==== Information shown ====

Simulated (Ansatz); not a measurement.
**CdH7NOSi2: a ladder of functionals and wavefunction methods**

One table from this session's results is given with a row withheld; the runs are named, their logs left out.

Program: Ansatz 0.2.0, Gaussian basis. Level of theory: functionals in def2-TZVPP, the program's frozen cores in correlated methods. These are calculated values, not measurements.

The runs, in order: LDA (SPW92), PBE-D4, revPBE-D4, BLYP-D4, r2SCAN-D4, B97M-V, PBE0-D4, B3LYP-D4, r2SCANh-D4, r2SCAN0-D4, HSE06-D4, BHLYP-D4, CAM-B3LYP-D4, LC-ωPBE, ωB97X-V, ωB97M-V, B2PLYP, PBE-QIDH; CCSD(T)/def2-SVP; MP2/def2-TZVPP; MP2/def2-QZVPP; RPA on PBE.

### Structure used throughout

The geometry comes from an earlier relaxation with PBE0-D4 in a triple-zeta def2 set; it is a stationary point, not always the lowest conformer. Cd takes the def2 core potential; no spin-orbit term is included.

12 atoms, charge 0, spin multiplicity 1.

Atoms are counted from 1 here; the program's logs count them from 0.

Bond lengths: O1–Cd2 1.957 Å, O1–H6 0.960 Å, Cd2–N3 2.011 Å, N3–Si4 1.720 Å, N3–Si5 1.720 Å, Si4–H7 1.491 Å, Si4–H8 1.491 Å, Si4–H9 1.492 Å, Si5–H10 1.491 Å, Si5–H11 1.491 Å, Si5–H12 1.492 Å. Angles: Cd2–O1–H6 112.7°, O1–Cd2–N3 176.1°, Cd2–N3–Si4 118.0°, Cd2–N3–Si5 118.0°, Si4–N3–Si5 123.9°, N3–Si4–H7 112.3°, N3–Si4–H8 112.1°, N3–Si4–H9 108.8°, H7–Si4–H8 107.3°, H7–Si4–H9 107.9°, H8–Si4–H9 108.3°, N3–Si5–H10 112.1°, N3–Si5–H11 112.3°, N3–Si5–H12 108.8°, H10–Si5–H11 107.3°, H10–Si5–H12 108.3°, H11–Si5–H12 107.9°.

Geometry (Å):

====

Action item ▸ In the listing above, find the line containing "Program: Ansatz 0.2.0, Gaussian" and the line containing "### Structure used throughout". Output them and every line between, exactly, and nothing else.

Written reply ▸
Program: Ansatz 0.2.0, Gaussian basis. Level of theory: functionals in def2-TZVPP, the program's frozen cores in correlated methods. These are calculated values, not measurements.

The runs, in order: LDA (SPW92), PBE-D4, revPBE-D4, BLYP-D4, r2SCAN-D4, B97M-V, PBE0-D4, B3LYP-D4, r2SCANh-D4, r2SCAN0-D4, HSE06-D4, BHLYP-D4, CAM-B3LYP-D4, LC-ωPBE, ωB97X-V, ωB97M-V, B2PLYP, PBE-QIDH; CCSD(T)/def2-SVP; MP2/def2-TZVPP; MP2/def2-QZVPP; RPA on PBE.

### Structure used throughout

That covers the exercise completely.